EXERCISE
Print nothing except the lines of the listing below from the line with "e0 = 1.50145 eV" to the line with "weights on the", each exactly as written, both ends included.

►
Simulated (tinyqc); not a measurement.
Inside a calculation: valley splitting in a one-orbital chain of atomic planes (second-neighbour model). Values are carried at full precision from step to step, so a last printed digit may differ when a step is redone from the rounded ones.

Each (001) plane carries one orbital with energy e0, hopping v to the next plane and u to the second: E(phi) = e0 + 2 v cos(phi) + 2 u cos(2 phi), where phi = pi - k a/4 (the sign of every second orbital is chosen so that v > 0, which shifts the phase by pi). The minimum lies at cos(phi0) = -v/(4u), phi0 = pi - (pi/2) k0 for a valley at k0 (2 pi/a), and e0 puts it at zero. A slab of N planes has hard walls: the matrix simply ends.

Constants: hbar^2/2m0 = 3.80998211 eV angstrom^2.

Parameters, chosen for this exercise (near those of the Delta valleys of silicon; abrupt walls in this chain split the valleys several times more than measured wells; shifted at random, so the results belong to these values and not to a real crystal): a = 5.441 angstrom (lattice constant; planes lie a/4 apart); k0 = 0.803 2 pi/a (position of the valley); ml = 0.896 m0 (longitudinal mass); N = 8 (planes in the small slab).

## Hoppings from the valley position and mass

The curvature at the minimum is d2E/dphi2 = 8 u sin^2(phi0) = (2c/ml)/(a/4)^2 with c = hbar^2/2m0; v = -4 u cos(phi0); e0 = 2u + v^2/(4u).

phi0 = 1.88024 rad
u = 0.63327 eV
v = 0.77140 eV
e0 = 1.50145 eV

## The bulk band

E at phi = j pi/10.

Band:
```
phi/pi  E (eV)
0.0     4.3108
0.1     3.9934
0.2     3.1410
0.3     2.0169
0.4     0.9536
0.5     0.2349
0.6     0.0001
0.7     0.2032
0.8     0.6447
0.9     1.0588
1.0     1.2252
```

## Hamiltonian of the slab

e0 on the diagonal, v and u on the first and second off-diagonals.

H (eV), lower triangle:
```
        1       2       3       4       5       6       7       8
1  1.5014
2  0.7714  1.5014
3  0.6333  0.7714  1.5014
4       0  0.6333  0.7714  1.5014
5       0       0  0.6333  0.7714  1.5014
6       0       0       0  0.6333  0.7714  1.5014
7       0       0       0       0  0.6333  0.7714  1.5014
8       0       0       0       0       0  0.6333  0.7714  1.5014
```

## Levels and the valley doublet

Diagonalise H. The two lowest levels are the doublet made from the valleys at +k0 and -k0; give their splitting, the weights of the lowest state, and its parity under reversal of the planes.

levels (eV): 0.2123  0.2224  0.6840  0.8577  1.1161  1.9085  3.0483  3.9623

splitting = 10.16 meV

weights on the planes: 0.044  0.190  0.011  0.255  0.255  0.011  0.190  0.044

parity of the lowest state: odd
◄

ANSWER SECTION
e0 = 1.50145 eV

## The bulk band

E at phi = j pi/10.

Band:
```
phi/pi  E (eV)
0.0     4.3108
0.1     3.9934
0.2     3.1410
0.3     2.0169
0.4     0.9536
0.5     0.2349
0.6     0.0001
0.7     0.2032
0.8     0.6447
0.9     1.0588
1.0     1.2252
```

## Hamiltonian of the slab

e0 on the diagonal, v and u on the first and second off-diagonals.

H (eV), lower triangle:
```
        1       2       3       4       5       6       7       8
1  1.5014
2  0.7714  1.5014
3  0.6333  0.7714  1.5014
4       0  0.6333  0.7714  1.5014
5       0       0  0.6333  0.7714  1.5014
6       0       0       0  0.6333  0.7714  1.5014
7       0       0       0       0  0.6333  0.7714  1.5014
8       0       0       0       0       0  0.6333  0.7714  1.5014
```

## Levels and the valley doublet

Diagonalise H. The two lowest levels are the doublet made from the valleys at +k0 and -k0; give their splitting, the weights of the lowest state, and its parity under reversal of the planes.

levels (eV): 0.2123  0.2224  0.6840  0.8577  1.1161  1.9085  3.0483  3.9623

splitting = 10.16 meV

weights on the planes: 0.044  0.190  0.011  0.255  0.255  0.011  0.190  0.044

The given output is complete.